→ **Work request**
Please write the data out once more, exactly as it is given.

→ **Extracted data**
****************************************
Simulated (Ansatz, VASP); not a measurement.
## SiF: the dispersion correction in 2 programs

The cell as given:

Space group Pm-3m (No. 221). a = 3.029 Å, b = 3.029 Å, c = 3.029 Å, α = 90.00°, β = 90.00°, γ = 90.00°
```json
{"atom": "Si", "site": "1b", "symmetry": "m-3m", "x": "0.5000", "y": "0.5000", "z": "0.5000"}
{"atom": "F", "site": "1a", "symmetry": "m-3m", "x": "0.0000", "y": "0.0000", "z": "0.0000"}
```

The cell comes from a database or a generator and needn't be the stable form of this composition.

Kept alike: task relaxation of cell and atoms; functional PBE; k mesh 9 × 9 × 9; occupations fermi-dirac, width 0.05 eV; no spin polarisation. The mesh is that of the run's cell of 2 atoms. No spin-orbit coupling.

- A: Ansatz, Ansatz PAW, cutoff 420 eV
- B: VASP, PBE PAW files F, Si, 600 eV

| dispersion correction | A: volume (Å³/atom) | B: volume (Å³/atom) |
****************************************

→ **Your response**
Simulated (Ansatz, VASP); not a measurement.
## SiF: the dispersion correction in 2 programs

The cell as given:

Space group Pm-3m (No. 221). a = 3.029 Å, b = 3.029 Å, c = 3.029 Å, α = 90.00°, β = 90.00°, γ = 90.00°
```json
{"atom": "Si", "site": "1b", "symmetry": "m-3m", "x": "0.5000", "y": "0.5000", "z": "0.5000"}
{"atom": "F", "site": "1a", "symmetry": "m-3m", "x": "0.0000", "y": "0.0000", "z": "0.0000"}
```

The cell comes from a database or a generator and needn't be the stable form of this composition.

Kept alike: task relaxation of cell and atoms; functional PBE; k mesh 9 × 9 × 9; occupations fermi-dirac, width 0.05 eV; no spin polarisation. The mesh is that of the run's cell of 2 atoms. No spin-orbit coupling.

- A: Ansatz, Ansatz PAW, cutoff 420 eV
- B: VASP, PBE PAW files F, Si, 600 eV

| dispersion correction | A: volume (Å³/atom) | B: volume (Å³/atom) |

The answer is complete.